Assignment
Looking at the listing below, retype exactly the lines starting at the one containing "VASP beside Ansatz**" and ending at the one containing "VASP's potentials were", both included, and nothing else.

|---|

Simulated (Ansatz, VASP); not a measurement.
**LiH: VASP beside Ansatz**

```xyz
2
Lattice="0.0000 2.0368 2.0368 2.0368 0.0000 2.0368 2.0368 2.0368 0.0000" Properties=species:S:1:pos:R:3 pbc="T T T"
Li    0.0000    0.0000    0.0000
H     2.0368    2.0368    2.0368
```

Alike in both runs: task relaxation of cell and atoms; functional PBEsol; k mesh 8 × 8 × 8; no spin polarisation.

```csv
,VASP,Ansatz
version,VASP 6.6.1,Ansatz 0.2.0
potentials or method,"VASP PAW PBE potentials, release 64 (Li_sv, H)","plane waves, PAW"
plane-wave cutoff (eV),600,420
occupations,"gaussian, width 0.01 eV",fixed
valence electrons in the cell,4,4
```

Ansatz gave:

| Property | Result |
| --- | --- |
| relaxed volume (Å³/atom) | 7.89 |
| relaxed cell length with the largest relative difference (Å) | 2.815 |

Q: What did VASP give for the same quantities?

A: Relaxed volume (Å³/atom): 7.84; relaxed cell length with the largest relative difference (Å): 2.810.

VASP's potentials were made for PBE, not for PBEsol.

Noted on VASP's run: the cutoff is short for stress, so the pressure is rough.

|---|

Your response
**LiH: VASP beside Ansatz**

```xyz
2
Lattice="0.0000 2.0368 2.0368 2.0368 0.0000 2.0368 2.0368 2.0368 0.0000" Properties=species:S:1:pos:R:3 pbc="T T T"
Li    0.0000    0.0000    0.0000
H     2.0368    2.0368    2.0368
```

Alike in both runs: task relaxation of cell and atoms; functional PBEsol; k mesh 8 × 8 × 8; no spin polarisation.

```csv
,VASP,Ansatz
version,VASP 6.6.1,Ansatz 0.2.0
potentials or method,"VASP PAW PBE potentials, release 64 (Li_sv, H)","plane waves, PAW"
plane-wave cutoff (eV),600,420
occupations,"gaussian, width 0.01 eV",fixed
valence electrons in the cell,4,4
```

Ansatz gave:

| Property | Result |
| --- | --- |
| relaxed volume (Å³/atom) | 7.89 |
| relaxed cell length with the largest relative difference (Å) | 2.815 |

Q: What did VASP give for the same quantities?

A: Relaxed volume (Å³/atom): 7.84; relaxed cell length with the largest relative difference (Å): 2.810.

VASP's potentials were made for PBE, not for PBEsol.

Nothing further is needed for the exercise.